● ● ● ● ●
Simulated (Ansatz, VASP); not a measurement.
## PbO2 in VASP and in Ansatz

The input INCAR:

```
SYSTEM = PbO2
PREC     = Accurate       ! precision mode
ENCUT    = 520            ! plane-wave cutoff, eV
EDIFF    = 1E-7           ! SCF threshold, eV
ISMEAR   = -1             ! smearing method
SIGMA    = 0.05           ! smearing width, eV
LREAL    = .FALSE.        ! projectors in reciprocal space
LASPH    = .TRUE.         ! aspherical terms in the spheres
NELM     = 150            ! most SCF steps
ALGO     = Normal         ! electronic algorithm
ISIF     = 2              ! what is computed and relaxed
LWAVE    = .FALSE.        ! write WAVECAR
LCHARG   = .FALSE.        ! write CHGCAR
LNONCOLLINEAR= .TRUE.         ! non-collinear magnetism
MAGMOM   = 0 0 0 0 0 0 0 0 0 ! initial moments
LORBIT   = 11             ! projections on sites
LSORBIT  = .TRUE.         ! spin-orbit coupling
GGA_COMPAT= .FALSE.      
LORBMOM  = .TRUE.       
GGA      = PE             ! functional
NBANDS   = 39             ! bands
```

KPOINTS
● ● ● ● ●

> _Assignment_
The answer must be all of the entries, restated exactly.

> _Response area_
Simulated (Ansatz, VASP); not a measurement.
## PbO2 in VASP and in Ansatz

The input INCAR:

```
SYSTEM = PbO2
PREC     = Accurate       ! precision mode
ENCUT    = 520            ! plane-wave cutoff, eV
EDIFF    = 1E-7           ! SCF threshold, eV
ISMEAR   = -1             ! smearing method
SIGMA    = 0.05           ! smearing width, eV
LREAL    = .FALSE.        ! projectors in reciprocal space
LASPH    = .TRUE.         ! aspherical terms in the spheres
NELM     = 150            ! most SCF steps
ALGO     = Normal         ! electronic algorithm
ISIF     = 2              ! what is computed and relaxed
LWAVE    = .FALSE.        ! write WAVECAR
LCHARG   = .FALSE.        ! write CHGCAR
LNONCOLLINEAR= .TRUE.         ! non-collinear magnetism
MAGMOM   = 0 0 0 0 0 0 0 0 0 ! initial moments
LORBIT   = 11             ! projections on sites
LSORBIT  = .TRUE.         ! spin-orbit coupling
GGA_COMPAT= .FALSE.      
LORBMOM  = .TRUE.       
GGA      = PE             ! functional
NBANDS   = 39             ! bands
```

KPOINTS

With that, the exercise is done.